- Required action
Restate word for word the lines of the material below, from the line with "Energy less that" to the line with "Question: Which case", both lines included, and no others.

- Dataset content
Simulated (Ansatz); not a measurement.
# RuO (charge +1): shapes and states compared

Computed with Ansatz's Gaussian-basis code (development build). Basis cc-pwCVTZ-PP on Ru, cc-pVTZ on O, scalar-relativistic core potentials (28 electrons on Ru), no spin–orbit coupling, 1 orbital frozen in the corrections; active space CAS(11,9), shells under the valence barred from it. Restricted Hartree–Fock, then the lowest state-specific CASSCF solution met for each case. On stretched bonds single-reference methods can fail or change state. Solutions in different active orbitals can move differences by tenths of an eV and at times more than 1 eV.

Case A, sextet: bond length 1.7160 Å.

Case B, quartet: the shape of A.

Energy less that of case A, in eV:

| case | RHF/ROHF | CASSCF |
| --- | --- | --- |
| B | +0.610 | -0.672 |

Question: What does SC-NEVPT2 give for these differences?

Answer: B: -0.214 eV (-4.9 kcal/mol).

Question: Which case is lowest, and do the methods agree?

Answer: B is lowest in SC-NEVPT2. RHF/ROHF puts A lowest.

- Exercise result
Energy less that of case A, in eV:

| case | RHF/ROHF | CASSCF |
| --- | --- | --- |
| B | +0.610 | -0.672 |

Question: What does SC-NEVPT2 give for these differences?

Answer: B: -0.214 eV (-4.9 kcal/mol).

Question: Which case is lowest, and do the methods agree?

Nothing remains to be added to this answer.